= Brief =
Exactly as written, restate the material below from its first line through the line containing "How do energy, volume", and stop there.

= Listed records =
# # # #
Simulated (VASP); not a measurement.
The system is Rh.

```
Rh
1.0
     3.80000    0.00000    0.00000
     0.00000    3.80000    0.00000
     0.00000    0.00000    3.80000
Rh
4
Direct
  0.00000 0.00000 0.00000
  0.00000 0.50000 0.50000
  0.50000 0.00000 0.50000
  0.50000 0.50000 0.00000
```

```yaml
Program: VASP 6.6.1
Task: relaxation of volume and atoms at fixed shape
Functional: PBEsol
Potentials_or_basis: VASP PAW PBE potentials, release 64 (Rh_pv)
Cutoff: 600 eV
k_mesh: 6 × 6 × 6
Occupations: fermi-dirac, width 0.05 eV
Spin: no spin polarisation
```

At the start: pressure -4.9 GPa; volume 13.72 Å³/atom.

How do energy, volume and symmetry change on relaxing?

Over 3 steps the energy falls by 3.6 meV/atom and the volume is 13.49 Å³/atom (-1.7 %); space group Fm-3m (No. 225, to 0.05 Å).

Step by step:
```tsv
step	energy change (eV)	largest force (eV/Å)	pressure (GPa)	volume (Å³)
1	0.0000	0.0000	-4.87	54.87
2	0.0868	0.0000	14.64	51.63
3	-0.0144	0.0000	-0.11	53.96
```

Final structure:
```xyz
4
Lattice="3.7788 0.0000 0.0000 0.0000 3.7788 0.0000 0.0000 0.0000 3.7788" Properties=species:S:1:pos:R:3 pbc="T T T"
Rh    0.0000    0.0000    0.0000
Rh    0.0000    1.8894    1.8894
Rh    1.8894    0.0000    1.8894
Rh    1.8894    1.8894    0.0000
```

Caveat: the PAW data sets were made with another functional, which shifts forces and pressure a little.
# # # #

= Exercise solution =
Simulated (VASP); not a measurement.
The system is Rh.

```
Rh
1.0
     3.80000    0.00000    0.00000
     0.00000    3.80000    0.00000
     0.00000    0.00000    3.80000
Rh
4
Direct
  0.00000 0.00000 0.00000
  0.00000 0.50000 0.50000
  0.50000 0.00000 0.50000
  0.50000 0.50000 0.00000
```

```yaml
Program: VASP 6.6.1
Task: relaxation of volume and atoms at fixed shape
Functional: PBEsol
Potentials_or_basis: VASP PAW PBE potentials, release 64 (Rh_pv)
Cutoff: 600 eV
k_mesh: 6 × 6 × 6
Occupations: fermi-dirac, width 0.05 eV
Spin: no spin polarisation
```

At the start: pressure -4.9 GPa; volume 13.72 Å³/atom.

How do energy, volume and symmetry change on relaxing?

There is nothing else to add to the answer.